===== Extracted data =====

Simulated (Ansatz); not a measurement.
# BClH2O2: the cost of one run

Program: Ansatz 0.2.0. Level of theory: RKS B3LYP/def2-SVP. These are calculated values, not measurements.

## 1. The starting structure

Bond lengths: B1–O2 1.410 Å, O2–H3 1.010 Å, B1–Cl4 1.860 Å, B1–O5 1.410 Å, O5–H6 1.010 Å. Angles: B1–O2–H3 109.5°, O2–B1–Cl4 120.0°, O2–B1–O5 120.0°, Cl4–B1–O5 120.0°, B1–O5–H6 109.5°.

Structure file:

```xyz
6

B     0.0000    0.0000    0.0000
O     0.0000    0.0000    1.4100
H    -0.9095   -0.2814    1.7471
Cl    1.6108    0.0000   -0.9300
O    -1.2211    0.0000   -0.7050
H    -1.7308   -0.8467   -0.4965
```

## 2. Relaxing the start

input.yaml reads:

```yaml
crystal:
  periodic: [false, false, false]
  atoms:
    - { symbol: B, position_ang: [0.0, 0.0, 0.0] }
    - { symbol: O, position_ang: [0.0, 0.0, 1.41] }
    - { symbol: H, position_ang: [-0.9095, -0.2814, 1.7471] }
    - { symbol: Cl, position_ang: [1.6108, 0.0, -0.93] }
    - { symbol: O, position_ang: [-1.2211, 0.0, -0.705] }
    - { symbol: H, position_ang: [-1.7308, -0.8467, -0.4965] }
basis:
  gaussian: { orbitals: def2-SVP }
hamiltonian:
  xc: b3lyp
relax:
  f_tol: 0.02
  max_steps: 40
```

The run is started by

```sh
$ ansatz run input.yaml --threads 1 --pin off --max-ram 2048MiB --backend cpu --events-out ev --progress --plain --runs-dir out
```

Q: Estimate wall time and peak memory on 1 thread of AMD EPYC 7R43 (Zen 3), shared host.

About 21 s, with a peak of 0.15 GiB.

=====

**Required action**
Using the records above, copy word for word the line with "The run is started by", the line with "Q: Estimate wall", and every line between them.

**Written response**
The run is started by

```sh
$ ansatz run input.yaml --threads 1 --pin off --max-ram 2048MiB --backend cpu --events-out ev --progress --plain --runs-dir out
```

Q: Estimate wall time and peak memory on 1 thread of AMD EPYC 7R43 (Zen 3), shared host.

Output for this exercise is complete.